**Work request**
Print the records below from the first line through the line containing "Answer: (-46.7) +", both included, word for word.

**Dataset records**
┌────────

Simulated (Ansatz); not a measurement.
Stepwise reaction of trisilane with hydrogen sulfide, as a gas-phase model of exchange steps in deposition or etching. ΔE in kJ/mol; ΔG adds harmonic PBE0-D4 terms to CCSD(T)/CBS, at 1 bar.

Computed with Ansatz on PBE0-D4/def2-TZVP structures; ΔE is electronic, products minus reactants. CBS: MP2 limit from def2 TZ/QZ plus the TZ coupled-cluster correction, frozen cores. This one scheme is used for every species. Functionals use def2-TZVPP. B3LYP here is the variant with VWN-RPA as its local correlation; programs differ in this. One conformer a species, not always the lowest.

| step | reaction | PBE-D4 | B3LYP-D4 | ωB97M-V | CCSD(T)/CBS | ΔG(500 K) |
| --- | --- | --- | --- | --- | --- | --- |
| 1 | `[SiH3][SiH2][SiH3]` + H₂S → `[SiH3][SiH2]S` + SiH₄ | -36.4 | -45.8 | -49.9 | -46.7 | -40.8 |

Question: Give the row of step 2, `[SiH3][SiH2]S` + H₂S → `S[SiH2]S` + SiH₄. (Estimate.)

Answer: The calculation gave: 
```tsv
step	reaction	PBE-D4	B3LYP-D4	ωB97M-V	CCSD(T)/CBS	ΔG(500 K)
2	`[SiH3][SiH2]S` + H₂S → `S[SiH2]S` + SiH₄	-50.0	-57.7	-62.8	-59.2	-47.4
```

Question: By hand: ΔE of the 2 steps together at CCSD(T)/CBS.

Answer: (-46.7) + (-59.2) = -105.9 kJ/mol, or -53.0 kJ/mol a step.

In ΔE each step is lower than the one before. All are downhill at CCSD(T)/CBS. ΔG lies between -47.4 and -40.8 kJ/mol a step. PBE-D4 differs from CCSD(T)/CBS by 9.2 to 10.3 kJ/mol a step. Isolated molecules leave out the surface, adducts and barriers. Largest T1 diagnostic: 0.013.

└────────

**Written response**
Simulated (Ansatz); not a measurement.
Stepwise reaction of trisilane with hydrogen sulfide, as a gas-phase model of exchange steps in deposition or etching. ΔE in kJ/mol; ΔG adds harmonic PBE0-D4 terms to CCSD(T)/CBS, at 1 bar.

Computed with Ansatz on PBE0-D4/def2-TZVP structures; ΔE is electronic, products minus reactants. CBS: MP2 limit from def2 TZ/QZ plus the TZ coupled-cluster correction, frozen cores. This one scheme is used for every species. Functionals use def2-TZVPP. B3LYP here is the variant with VWN-RPA as its local correlation; programs differ in this. One conformer a species, not always the lowest.

| step | reaction | PBE-D4 | B3LYP-D4 | ωB97M-V | CCSD(T)/CBS | ΔG(500 K) |
| --- | --- | --- | --- | --- | --- | --- |
| 1 | `[SiH3][SiH2][SiH3]` + H₂S → `[SiH3][SiH2]S` + SiH₄ | -36.4 | -45.8 | -49.9 | -46.7 | -40.8 |

Question: Give the row of step 2, `[SiH3][SiH2]S` + H₂S → `S[SiH2]S` + SiH₄. (Estimate.)

Answer: The calculation gave: 
```tsv
step	reaction	PBE-D4	B3LYP-D4	ωB97M-V	CCSD(T)/CBS	ΔG(500 K)
2	`[SiH3][SiH2]S` + H₂S → `S[SiH2]S` + SiH₄	-50.0	-57.7	-62.8	-59.2	-47.4
```

Question: By hand: ΔE of the 2 steps together at CCSD(T)/CBS.

Answer: (-46.7) + (-59.2) = -105.9 kJ/mol, or -53.0 kJ/mol a step.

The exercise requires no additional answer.